[RECORDED DATA]
______

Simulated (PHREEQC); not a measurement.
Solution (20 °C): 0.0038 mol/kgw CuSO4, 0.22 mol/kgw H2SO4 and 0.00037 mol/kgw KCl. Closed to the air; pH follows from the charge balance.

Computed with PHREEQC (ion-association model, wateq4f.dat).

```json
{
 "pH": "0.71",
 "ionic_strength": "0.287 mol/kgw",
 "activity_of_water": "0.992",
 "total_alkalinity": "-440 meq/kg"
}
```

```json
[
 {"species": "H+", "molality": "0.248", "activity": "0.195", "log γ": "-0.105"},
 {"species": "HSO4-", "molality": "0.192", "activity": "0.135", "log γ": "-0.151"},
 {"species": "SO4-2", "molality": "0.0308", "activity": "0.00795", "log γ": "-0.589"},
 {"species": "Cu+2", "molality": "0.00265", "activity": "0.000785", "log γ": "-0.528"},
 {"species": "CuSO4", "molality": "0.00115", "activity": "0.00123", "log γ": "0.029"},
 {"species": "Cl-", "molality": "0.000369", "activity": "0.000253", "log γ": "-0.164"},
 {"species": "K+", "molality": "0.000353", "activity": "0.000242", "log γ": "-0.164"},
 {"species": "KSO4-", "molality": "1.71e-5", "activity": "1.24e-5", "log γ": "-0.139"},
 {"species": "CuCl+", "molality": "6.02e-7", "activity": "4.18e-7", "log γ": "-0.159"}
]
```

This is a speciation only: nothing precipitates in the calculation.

______

[ACTION ITEM] Send back every line of the listing above exactly.

[YOUR RESPONSE]
Simulated (PHREEQC); not a measurement.
Solution (20 °C): 0.0038 mol/kgw CuSO4, 0.22 mol/kgw H2SO4 and 0.00037 mol/kgw KCl. Closed to the air; pH follows from the charge balance.

Computed with PHREEQC (ion-association model, wateq4f.dat).

```json
{
 "pH": "0.71",
 "ionic_strength": "0.287 mol/kgw",
 "activity_of_water": "0.992",
 "total_alkalinity": "-440 meq/kg"
}
```

```json
[
 {"species": "H+", "molality": "0.248", "activity": "0.195", "log γ": "-0.105"},
 {"species": "HSO4-", "molality": "0.192", "activity": "0.135", "log γ": "-0.151"},
 {"species": "SO4-2", "molality": "0.0308", "activity": "0.00795", "log γ": "-0.589"},
 {"species": "Cu+2", "molality": "0.00265", "activity": "0.000785", "log γ": "-0.528"},
 {"species": "CuSO4", "molality": "0.00115", "activity": "0.00123", "log γ": "0.029"},
 {"species": "Cl-", "molality": "0.000369", "activity": "0.000253", "log γ": "-0.164"},
 {"species": "K+", "molality": "0.000353", "activity": "0.000242", "log γ": "-0.164"},
 {"species": "KSO4-", "molality": "1.71e-5", "activity": "1.24e-5", "log γ": "-0.139"},
 {"species": "CuCl+", "molality": "6.02e-7", "activity": "4.18e-7", "log γ": "-0.159"}
]
```

This is a speciation only: nothing precipitates in the calculation.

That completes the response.